_WORK ORDER_:
Copy the entries exactly, through the "Born–Oppenheimer molecular dynamics" line.

START GIVEN INFORMATION
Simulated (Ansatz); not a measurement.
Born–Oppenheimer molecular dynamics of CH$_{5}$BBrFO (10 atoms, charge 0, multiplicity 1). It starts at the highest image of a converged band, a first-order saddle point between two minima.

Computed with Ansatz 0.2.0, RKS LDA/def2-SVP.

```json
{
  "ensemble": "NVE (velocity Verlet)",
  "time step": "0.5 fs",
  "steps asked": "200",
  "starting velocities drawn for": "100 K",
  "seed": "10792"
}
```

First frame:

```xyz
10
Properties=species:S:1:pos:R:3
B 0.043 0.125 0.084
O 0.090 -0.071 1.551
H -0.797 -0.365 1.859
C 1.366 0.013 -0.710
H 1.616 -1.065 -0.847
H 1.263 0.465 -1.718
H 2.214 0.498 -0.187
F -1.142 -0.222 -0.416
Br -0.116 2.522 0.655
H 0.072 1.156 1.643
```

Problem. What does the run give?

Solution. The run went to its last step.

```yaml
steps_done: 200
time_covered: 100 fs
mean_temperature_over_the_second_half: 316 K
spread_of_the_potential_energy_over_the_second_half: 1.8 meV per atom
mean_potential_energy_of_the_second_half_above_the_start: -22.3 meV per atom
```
END GIVEN INFORMATION

_ANSWER AREA_:
Simulated (Ansatz); not a measurement.
Born–Oppenheimer molecular dynamics of CH$_{5}$BBrFO (10 atoms, charge 0, multiplicity 1). It starts at the highest image of a converged band, a first-order saddle point between two minima.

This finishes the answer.